Supplied information |
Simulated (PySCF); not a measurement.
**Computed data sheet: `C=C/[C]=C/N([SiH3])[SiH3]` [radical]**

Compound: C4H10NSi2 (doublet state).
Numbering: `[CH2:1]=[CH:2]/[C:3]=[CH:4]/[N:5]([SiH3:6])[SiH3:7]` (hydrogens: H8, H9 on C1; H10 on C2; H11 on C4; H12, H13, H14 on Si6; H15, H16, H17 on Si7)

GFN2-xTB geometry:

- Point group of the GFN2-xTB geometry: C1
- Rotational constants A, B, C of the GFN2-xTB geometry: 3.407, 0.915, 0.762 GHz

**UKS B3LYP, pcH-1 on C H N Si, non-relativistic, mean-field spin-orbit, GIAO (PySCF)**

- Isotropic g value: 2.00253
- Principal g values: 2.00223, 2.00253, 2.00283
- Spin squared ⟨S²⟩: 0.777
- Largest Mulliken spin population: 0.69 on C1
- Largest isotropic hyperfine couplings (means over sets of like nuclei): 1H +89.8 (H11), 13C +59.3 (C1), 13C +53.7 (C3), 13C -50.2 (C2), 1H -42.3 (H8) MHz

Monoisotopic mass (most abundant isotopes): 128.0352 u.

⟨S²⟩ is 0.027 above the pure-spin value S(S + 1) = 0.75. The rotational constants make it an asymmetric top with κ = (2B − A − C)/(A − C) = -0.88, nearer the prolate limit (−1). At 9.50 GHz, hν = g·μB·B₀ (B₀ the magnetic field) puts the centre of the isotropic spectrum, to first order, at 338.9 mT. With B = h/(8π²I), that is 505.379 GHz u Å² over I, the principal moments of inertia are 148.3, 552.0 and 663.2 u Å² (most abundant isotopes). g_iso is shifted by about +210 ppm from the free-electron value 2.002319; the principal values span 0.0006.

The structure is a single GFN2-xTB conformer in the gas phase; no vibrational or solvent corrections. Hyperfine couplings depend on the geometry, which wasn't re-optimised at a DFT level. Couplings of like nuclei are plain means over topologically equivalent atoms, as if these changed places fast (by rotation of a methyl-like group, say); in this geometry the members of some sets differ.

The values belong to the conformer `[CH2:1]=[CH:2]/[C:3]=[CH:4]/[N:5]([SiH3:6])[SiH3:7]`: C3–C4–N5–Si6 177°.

Action item |
In the data above, find the line with "H17 on Si7)" and the line with "- Isotropic g value: 2.00253". Retype both, plus every line between them, exactly.

Reply |
Numbering: `[CH2:1]=[CH:2]/[C:3]=[CH:4]/[N:5]([SiH3:6])[SiH3:7]` (hydrogens: H8, H9 on C1; H10 on C2; H11 on C4; H12, H13, H14 on Si6; H15, H16, H17 on Si7)

GFN2-xTB geometry:

- Point group of the GFN2-xTB geometry: C1
- Rotational constants A, B, C of the GFN2-xTB geometry: 3.407, 0.915, 0.762 GHz

**UKS B3LYP, pcH-1 on C H N Si, non-relativistic, mean-field spin-orbit, GIAO (PySCF)**

- Isotropic g value: 2.00253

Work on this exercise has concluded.